#### Work instruction
Starting with the opening line of the material, restate every line word for word, and end on the line containing "Harmonic wavenumbers (cm⁻¹)".

#### Data for review
★ ★ ★ ★ ★ ★ ★
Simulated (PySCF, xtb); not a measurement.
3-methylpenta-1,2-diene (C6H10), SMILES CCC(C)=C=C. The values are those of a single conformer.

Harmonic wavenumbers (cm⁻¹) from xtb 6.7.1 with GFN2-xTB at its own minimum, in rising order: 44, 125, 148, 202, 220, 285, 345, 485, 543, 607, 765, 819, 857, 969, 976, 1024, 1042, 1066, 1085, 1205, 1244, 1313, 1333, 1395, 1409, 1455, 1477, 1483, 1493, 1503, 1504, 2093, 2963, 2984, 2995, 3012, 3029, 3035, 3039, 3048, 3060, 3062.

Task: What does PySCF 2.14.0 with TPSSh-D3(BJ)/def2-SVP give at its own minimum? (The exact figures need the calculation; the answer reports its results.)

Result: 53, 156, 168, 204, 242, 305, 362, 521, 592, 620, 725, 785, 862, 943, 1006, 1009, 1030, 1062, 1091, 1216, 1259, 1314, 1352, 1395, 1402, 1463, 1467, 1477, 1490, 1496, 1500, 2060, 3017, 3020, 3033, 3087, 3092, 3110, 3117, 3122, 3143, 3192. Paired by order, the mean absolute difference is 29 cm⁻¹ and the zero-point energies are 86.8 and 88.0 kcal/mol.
★ ★ ★ ★ ★ ★ ★

#### Response box
Simulated (PySCF, xtb); not a measurement.
3-methylpenta-1,2-diene (C6H10), SMILES CCC(C)=C=C. The values are those of a single conformer.

Harmonic wavenumbers (cm⁻¹) from xtb 6.7.1 with GFN2-xTB at its own minimum, in rising order: 44, 125, 148, 202, 220, 285, 345, 485, 543, 607, 765, 819, 857, 969, 976, 1024, 1042, 1066, 1085, 1205, 1244, 1313, 1333, 1395, 1409, 1455, 1477, 1483, 1493, 1503, 1504, 2093, 2963, 2984, 2995, 3012, 3029, 3035, 3039, 3048, 3060, 3062.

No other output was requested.